--------------------
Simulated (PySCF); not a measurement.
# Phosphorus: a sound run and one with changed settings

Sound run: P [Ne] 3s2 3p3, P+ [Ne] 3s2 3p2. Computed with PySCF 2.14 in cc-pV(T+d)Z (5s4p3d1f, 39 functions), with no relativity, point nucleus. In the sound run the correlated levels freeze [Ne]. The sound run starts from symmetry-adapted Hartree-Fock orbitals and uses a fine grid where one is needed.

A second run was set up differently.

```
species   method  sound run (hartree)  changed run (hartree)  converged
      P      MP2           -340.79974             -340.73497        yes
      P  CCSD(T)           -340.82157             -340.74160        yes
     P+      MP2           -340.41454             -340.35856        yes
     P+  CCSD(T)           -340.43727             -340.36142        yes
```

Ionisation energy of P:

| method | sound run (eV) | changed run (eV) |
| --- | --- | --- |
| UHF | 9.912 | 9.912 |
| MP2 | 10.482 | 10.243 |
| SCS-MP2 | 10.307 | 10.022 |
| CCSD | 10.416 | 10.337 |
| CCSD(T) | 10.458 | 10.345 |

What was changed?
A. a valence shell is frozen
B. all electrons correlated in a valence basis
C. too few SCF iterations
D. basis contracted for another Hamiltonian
--------------------

Word for word, set down each line of the material.

Answer area:
Simulated (PySCF); not a measurement.
# Phosphorus: a sound run and one with changed settings

Sound run: P [Ne] 3s2 3p3, P+ [Ne] 3s2 3p2. Computed with PySCF 2.14 in cc-pV(T+d)Z (5s4p3d1f, 39 functions), with no relativity, point nucleus. In the sound run the correlated levels freeze [Ne]. The sound run starts from symmetry-adapted Hartree-Fock orbitals and uses a fine grid where one is needed.

A second run was set up differently.

```
species   method  sound run (hartree)  changed run (hartree)  converged
      P      MP2           -340.79974             -340.73497        yes
      P  CCSD(T)           -340.82157             -340.74160        yes
     P+      MP2           -340.41454             -340.35856        yes
     P+  CCSD(T)           -340.43727             -340.36142        yes
```

Ionisation energy of P:

| method | sound run (eV) | changed run (eV) |
| --- | --- | --- |
| UHF | 9.912 | 9.912 |
| MP2 | 10.482 | 10.243 |
| SCS-MP2 | 10.307 | 10.022 |
| CCSD | 10.416 | 10.337 |
| CCSD(T) | 10.458 | 10.345 |

What was changed?
A. a valence shell is frozen
B. all electrons correlated in a valence basis
C. too few SCF iterations
D. basis contracted for another Hamiltonian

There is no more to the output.